Given records
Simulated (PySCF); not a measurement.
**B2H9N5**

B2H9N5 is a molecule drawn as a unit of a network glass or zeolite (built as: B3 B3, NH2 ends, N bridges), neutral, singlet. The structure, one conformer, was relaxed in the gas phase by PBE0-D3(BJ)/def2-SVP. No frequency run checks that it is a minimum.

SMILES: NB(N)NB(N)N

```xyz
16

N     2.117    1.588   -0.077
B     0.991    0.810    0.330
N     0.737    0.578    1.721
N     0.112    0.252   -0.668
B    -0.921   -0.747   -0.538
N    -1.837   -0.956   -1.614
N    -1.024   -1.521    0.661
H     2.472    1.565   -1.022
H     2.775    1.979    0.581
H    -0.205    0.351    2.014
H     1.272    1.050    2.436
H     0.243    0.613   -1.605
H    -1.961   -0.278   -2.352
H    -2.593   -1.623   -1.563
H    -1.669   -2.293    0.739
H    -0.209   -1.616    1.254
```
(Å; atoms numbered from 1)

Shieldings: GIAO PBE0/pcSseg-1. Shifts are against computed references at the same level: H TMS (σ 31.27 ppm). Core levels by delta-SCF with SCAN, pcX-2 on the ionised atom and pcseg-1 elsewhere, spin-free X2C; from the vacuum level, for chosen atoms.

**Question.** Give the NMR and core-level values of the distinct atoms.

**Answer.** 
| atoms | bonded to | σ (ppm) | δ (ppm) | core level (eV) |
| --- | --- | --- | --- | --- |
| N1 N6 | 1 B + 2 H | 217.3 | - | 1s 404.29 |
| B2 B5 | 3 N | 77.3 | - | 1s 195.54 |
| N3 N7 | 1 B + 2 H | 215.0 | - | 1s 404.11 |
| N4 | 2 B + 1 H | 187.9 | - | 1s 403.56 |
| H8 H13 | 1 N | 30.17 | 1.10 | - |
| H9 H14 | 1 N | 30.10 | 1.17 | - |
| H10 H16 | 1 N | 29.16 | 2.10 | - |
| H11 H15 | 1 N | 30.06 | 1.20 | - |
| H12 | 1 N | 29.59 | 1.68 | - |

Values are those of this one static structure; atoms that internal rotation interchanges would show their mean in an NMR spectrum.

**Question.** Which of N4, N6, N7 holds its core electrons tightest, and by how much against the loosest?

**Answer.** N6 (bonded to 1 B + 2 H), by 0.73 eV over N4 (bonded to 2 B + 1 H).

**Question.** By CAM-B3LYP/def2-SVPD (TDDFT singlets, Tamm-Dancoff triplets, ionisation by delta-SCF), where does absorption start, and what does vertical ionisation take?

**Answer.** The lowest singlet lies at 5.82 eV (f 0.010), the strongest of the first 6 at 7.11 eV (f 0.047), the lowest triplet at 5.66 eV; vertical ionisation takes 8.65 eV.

Brief
Look back at the entries above and repeat, unchanged, every line from the line holding "1s 404.29 |" through the line holding "to 2 B + 1 H).".

Exercise result
| N1 N6 | 1 B + 2 H | 217.3 | - | 1s 404.29 |
| B2 B5 | 3 N | 77.3 | - | 1s 195.54 |
| N3 N7 | 1 B + 2 H | 215.0 | - | 1s 404.11 |
| N4 | 2 B + 1 H | 187.9 | - | 1s 403.56 |
| H8 H13 | 1 N | 30.17 | 1.10 | - |
| H9 H14 | 1 N | 30.10 | 1.17 | - |
| H10 H16 | 1 N | 29.16 | 2.10 | - |
| H11 H15 | 1 N | 30.06 | 1.20 | - |
| H12 | 1 N | 29.59 | 1.68 | - |

Values are those of this one static structure; atoms that internal rotation interchanges would show their mean in an NMR spectrum.

**Question.** Which of N4, N6, N7 holds its core electrons tightest, and by how much against the loosest?

**Answer.** N6 (bonded to 1 B + 2 H), by 0.73 eV over N4 (bonded to 2 B + 1 H).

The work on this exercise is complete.